■ WORK REQUEST
Go through the entries below from the first line and transcribe each one exactly, ending with the line that contains "Is a single".

** Opening LISTED RECORDS block **

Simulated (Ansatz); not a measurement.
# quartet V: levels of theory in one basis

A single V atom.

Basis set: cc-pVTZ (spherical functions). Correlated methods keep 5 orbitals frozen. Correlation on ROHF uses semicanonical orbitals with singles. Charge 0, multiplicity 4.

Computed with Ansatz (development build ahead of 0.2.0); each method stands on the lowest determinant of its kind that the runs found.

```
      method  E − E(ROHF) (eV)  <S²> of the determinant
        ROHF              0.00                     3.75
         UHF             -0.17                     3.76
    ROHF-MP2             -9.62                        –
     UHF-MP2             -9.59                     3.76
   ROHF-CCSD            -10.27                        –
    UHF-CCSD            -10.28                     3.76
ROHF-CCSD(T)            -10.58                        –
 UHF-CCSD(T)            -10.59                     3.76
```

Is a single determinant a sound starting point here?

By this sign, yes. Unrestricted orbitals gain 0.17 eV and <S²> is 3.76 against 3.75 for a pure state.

** Closing LISTED RECORDS block **

■ YOUR SOLUTION
Simulated (Ansatz); not a measurement.
# quartet V: levels of theory in one basis

A single V atom.

Basis set: cc-pVTZ (spherical functions). Correlated methods keep 5 orbitals frozen. Correlation on ROHF uses semicanonical orbitals with singles. Charge 0, multiplicity 4.

Computed with Ansatz (development build ahead of 0.2.0); each method stands on the lowest determinant of its kind that the runs found.

```
      method  E − E(ROHF) (eV)  <S²> of the determinant
        ROHF              0.00                     3.75
         UHF             -0.17                     3.76
    ROHF-MP2             -9.62                        –
     UHF-MP2             -9.59                     3.76
   ROHF-CCSD            -10.27                        –
    UHF-CCSD            -10.28                     3.76
ROHF-CCSD(T)            -10.58                        –
 UHF-CCSD(T)            -10.59                     3.76
```

Is a single determinant a sound starting point here?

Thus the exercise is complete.